=== Begin Enclosure ===
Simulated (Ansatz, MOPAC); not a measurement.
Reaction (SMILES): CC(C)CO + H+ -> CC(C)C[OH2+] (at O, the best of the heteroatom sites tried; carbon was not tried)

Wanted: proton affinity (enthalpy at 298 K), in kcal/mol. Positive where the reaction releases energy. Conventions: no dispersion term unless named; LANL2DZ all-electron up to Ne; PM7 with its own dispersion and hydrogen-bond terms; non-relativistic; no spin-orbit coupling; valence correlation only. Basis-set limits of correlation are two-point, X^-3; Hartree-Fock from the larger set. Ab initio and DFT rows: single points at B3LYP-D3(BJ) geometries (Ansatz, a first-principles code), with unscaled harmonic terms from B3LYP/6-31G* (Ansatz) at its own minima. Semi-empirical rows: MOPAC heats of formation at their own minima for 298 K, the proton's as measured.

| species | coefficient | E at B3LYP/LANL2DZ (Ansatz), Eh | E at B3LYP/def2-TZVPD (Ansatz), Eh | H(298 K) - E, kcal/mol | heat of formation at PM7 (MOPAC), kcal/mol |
=== End Enclosure ===

Output all of the records exactly, with nothing omitted.

• Reply
Simulated (Ansatz, MOPAC); not a measurement.
Reaction (SMILES): CC(C)CO + H+ -> CC(C)C[OH2+] (at O, the best of the heteroatom sites tried; carbon was not tried)

Wanted: proton affinity (enthalpy at 298 K), in kcal/mol. Positive where the reaction releases energy. Conventions: no dispersion term unless named; LANL2DZ all-electron up to Ne; PM7 with its own dispersion and hydrogen-bond terms; non-relativistic; no spin-orbit coupling; valence correlation only. Basis-set limits of correlation are two-point, X^-3; Hartree-Fock from the larger set. Ab initio and DFT rows: single points at B3LYP-D3(BJ) geometries (Ansatz, a first-principles code), with unscaled harmonic terms from B3LYP/6-31G* (Ansatz) at its own minima. Semi-empirical rows: MOPAC heats of formation at their own minima for 298 K, the proton's as measured.

| species | coefficient | E at B3LYP/LANL2DZ (Ansatz), Eh | E at B3LYP/def2-TZVPD (Ansatz), Eh | H(298 K) - E, kcal/mol | heat of formation at PM7 (MOPAC), kcal/mol |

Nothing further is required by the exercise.